• **Exercise**:
Return exactly the lines below, starting with the one that has "This cell differs" and going on through the one that has "The pressure is -12.3 GPa.".

• **Source material**:
★ ★ ★ ★
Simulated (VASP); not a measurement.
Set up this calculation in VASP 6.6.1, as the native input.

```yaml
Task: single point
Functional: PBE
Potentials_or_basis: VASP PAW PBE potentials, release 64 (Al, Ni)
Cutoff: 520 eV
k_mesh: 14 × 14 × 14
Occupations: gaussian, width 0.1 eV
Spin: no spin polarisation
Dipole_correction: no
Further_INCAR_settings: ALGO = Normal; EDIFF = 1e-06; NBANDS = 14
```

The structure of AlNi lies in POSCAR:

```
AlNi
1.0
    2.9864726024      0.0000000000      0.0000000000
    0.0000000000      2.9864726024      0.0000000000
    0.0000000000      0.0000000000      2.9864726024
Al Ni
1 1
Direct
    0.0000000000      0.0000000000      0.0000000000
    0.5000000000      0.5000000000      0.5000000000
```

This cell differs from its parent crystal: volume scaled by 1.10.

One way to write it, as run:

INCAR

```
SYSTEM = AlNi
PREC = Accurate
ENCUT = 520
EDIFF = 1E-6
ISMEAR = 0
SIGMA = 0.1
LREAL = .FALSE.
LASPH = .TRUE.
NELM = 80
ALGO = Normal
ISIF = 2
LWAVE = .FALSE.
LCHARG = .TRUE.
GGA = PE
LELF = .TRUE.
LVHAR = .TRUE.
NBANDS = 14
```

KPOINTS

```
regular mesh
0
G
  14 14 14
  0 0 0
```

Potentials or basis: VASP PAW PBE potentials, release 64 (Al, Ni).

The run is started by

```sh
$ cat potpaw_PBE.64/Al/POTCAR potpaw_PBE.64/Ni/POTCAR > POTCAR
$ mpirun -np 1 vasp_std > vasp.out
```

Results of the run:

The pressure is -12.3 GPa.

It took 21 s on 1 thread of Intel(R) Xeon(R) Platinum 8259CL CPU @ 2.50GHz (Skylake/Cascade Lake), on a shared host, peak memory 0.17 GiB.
★ ★ ★ ★

• **Exercise solution**:
This cell differs from its parent crystal: volume scaled by 1.10.

One way to write it, as run:

INCAR

```
SYSTEM = AlNi
PREC = Accurate
ENCUT = 520
EDIFF = 1E-6
ISMEAR = 0
SIGMA = 0.1
LREAL = .FALSE.
LASPH = .TRUE.
NELM = 80
ALGO = Normal
ISIF = 2
LWAVE = .FALSE.
LCHARG = .TRUE.
GGA = PE
LELF = .TRUE.
LVHAR = .TRUE.
NBANDS = 14
```

KPOINTS

```
regular mesh
0
G
  14 14 14
  0 0 0
```

Potentials or basis: VASP PAW PBE potentials, release 64 (Al, Ni).

The run is started by

```sh
$ cat potpaw_PBE.64/Al/POTCAR potpaw_PBE.64/Ni/POTCAR > POTCAR
$ mpirun -np 1 vasp_std > vasp.out
```

Results of the run:

The pressure is -12.3 GPa.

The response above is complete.